● REQUIRED ACTION:
Give an exact copy of every entry.

___ DATA EXTRACT
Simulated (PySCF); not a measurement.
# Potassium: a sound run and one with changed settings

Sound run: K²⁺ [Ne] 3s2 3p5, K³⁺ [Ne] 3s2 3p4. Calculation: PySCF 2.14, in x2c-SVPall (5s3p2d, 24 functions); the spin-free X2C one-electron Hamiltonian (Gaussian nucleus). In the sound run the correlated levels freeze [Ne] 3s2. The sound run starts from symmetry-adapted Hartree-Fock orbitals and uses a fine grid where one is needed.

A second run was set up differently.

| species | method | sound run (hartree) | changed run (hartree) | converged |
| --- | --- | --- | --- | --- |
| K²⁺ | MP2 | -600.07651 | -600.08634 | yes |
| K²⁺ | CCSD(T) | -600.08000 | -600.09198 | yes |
______

● EXERCISE SOLUTION:
Simulated (PySCF); not a measurement.
# Potassium: a sound run and one with changed settings

Sound run: K²⁺ [Ne] 3s2 3p5, K³⁺ [Ne] 3s2 3p4. Calculation: PySCF 2.14, in x2c-SVPall (5s3p2d, 24 functions); the spin-free X2C one-electron Hamiltonian (Gaussian nucleus). In the sound run the correlated levels freeze [Ne] 3s2. The sound run starts from symmetry-adapted Hartree-Fock orbitals and uses a fine grid where one is needed.

A second run was set up differently.

| species | method | sound run (hartree) | changed run (hartree) | converged |
| --- | --- | --- | --- | --- |
| K²⁺ | MP2 | -600.07651 | -600.08634 | yes |
| K²⁺ | CCSD(T) | -600.08000 | -600.09198 | yes |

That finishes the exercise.